GIVEN DATA -
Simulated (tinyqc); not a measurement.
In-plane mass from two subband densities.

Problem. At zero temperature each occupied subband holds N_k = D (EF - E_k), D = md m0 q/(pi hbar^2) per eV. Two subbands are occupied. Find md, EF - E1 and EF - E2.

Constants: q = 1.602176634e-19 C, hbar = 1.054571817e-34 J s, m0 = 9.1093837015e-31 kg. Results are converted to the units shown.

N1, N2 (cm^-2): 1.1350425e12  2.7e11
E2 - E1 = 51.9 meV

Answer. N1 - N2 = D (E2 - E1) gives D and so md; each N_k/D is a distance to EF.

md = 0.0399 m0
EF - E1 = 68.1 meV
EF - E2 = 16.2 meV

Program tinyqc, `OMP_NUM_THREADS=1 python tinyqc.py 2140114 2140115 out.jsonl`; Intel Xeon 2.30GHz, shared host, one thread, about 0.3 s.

WORK REQUEST -
Begin with the first line of the records and reproduce each line as is, ending with the line that holds "EF - E2 = 16.2 meV".

EXERCISE OUTPUT -
Simulated (tinyqc); not a measurement.
In-plane mass from two subband densities.

Problem. At zero temperature each occupied subband holds N_k = D (EF - E_k), D = md m0 q/(pi hbar^2) per eV. Two subbands are occupied. Find md, EF - E1 and EF - E2.

Constants: q = 1.602176634e-19 C, hbar = 1.054571817e-34 J s, m0 = 9.1093837015e-31 kg. Results are converted to the units shown.

N1, N2 (cm^-2): 1.1350425e12  2.7e11
E2 - E1 = 51.9 meV

Answer. N1 - N2 = D (E2 - E1) gives D and so md; each N_k/D is a distance to EF.

md = 0.0399 m0
EF - E1 = 68.1 meV
EF - E2 = 16.2 meV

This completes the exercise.